====================

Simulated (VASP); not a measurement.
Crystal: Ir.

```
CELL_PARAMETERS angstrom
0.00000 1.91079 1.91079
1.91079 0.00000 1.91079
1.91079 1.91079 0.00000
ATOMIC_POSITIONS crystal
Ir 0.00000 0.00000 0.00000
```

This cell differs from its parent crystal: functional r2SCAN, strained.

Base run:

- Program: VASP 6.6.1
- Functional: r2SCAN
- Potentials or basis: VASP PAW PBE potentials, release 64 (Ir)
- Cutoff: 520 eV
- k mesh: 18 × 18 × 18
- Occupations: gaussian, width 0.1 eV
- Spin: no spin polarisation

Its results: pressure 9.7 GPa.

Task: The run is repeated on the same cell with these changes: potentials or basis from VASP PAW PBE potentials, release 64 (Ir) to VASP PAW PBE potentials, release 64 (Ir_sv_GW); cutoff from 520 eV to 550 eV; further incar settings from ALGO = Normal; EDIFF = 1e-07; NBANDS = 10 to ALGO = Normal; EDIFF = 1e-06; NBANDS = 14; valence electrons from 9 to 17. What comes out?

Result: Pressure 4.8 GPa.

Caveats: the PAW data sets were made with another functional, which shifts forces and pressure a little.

====================

WORK INSTRUCTION:
Every entry, from first to last, is to be reproduced exactly.

WRITTEN RESPONSE:
Simulated (VASP); not a measurement.
Crystal: Ir.

```
CELL_PARAMETERS angstrom
0.00000 1.91079 1.91079
1.91079 0.00000 1.91079
1.91079 1.91079 0.00000
ATOMIC_POSITIONS crystal
Ir 0.00000 0.00000 0.00000
```

This cell differs from its parent crystal: functional r2SCAN, strained.

Base run:

- Program: VASP 6.6.1
- Functional: r2SCAN
- Potentials or basis: VASP PAW PBE potentials, release 64 (Ir)
- Cutoff: 520 eV
- k mesh: 18 × 18 × 18
- Occupations: gaussian, width 0.1 eV
- Spin: no spin polarisation

Its results: pressure 9.7 GPa.

Task: The run is repeated on the same cell with these changes: potentials or basis from VASP PAW PBE potentials, release 64 (Ir) to VASP PAW PBE potentials, release 64 (Ir_sv_GW); cutoff from 520 eV to 550 eV; further incar settings from ALGO = Normal; EDIFF = 1e-07; NBANDS = 10 to ALGO = Normal; EDIFF = 1e-06; NBANDS = 14; valence electrons from 9 to 17. What comes out?

Result: Pressure 4.8 GPa.

Caveats: the PAW data sets were made with another functional, which shifts forces and pressure a little.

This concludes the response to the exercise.